Assignment
Only the lines from the opening of the material through the one containing "64 atoms (10" should be reproduced, each exactly as it stands.

☆ ☆ ☆ ☆

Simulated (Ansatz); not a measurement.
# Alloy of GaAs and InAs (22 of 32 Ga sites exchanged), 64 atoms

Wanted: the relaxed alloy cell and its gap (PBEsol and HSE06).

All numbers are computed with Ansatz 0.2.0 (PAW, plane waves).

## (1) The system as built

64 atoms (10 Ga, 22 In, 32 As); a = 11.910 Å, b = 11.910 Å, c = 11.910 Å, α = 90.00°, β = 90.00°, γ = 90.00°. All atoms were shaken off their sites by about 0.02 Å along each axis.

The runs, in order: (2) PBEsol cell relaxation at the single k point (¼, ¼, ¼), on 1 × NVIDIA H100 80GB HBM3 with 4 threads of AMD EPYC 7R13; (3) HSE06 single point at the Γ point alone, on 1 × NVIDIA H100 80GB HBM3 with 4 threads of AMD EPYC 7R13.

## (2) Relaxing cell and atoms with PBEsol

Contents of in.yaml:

☆ ☆ ☆ ☆

Answer space
Simulated (Ansatz); not a measurement.
# Alloy of GaAs and InAs (22 of 32 Ga sites exchanged), 64 atoms

Wanted: the relaxed alloy cell and its gap (PBEsol and HSE06).

All numbers are computed with Ansatz 0.2.0 (PAW, plane waves).

## (1) The system as built

64 atoms (10 Ga, 22 In, 32 As); a = 11.910 Å, b = 11.910 Å, c = 11.910 Å, α = 90.00°, β = 90.00°, γ = 90.00°. All atoms were shaken off their sites by about 0.02 Å along each axis.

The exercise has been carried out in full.